:: WORK REQUEST ::
Here is a block of entries. Write out its lines exactly, from the first through the one containing "the first run**".

:: DATA EXTRACTS ::
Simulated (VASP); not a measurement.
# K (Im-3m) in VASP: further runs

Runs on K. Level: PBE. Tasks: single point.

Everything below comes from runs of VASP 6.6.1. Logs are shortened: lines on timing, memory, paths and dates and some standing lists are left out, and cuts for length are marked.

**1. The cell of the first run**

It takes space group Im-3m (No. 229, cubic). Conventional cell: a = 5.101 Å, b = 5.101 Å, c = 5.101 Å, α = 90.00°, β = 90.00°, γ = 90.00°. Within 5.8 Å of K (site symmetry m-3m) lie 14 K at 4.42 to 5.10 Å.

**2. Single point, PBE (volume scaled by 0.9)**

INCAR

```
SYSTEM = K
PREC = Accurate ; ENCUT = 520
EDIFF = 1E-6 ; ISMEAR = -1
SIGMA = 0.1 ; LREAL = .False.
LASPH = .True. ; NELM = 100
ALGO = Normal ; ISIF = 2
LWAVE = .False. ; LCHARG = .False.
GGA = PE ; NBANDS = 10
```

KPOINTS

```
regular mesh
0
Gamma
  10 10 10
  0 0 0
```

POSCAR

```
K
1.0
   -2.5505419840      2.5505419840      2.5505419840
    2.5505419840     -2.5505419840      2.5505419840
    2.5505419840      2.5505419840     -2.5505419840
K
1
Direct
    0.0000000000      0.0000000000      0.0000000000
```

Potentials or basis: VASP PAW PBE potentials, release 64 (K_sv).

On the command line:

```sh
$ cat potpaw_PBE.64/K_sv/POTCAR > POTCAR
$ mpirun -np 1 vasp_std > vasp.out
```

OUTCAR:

:: TASK OUTPUT ::
Simulated (VASP); not a measurement.
# K (Im-3m) in VASP: further runs

Runs on K. Level: PBE. Tasks: single point.

Everything below comes from runs of VASP 6.6.1. Logs are shortened: lines on timing, memory, paths and dates and some standing lists are left out, and cuts for length are marked.

**1. The cell of the first run**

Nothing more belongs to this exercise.